##### Data records #####
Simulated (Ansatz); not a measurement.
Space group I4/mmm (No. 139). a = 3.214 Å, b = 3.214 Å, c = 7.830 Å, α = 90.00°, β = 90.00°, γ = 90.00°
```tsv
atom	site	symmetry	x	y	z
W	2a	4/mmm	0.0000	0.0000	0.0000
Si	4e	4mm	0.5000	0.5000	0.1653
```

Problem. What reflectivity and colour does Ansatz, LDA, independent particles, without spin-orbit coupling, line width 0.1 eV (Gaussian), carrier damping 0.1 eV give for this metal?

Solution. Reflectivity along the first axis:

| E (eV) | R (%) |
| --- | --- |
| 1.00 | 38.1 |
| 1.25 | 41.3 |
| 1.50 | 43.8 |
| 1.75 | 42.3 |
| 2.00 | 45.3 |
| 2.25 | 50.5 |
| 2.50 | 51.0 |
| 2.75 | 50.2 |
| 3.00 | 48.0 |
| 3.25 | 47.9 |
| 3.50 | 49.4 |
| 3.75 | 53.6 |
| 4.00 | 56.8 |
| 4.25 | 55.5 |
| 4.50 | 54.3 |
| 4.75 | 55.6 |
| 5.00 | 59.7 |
#####

**Requirement:** Restate word for word the lines of the data above, starting at the line containing "4.50 | 54.3 |" and ending at the line containing "4.75 | 55.6 |", both included, and nothing more.

**Task result:**
| 4.50 | 54.3 |
| 4.75 | 55.6 |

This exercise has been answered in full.